• **Entries supplied**:
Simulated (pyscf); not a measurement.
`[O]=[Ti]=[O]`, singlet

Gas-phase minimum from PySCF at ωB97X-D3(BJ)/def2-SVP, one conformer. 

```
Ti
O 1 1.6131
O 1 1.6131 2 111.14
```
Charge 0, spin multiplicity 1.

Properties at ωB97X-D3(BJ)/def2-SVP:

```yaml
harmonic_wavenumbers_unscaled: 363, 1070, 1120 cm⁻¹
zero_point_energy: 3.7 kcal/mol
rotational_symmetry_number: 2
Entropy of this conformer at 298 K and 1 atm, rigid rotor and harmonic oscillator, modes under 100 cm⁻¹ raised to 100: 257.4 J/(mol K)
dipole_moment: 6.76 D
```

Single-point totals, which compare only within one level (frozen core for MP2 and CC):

• **Work item**: Could you give the data above again, exact in every line?

• **Answer box**:
Simulated (pyscf); not a measurement.
`[O]=[Ti]=[O]`, singlet

Gas-phase minimum from PySCF at ωB97X-D3(BJ)/def2-SVP, one conformer. 

```
Ti
O 1 1.6131
O 1 1.6131 2 111.14
```
Charge 0, spin multiplicity 1.

Properties at ωB97X-D3(BJ)/def2-SVP:

```yaml
harmonic_wavenumbers_unscaled: 363, 1070, 1120 cm⁻¹
zero_point_energy: 3.7 kcal/mol
rotational_symmetry_number: 2
Entropy of this conformer at 298 K and 1 atm, rigid rotor and harmonic oscillator, modes under 100 cm⁻¹ raised to 100: 257.4 J/(mol K)
dipole_moment: 6.76 D
```

Single-point totals, which compare only within one level (frozen core for MP2 and CC):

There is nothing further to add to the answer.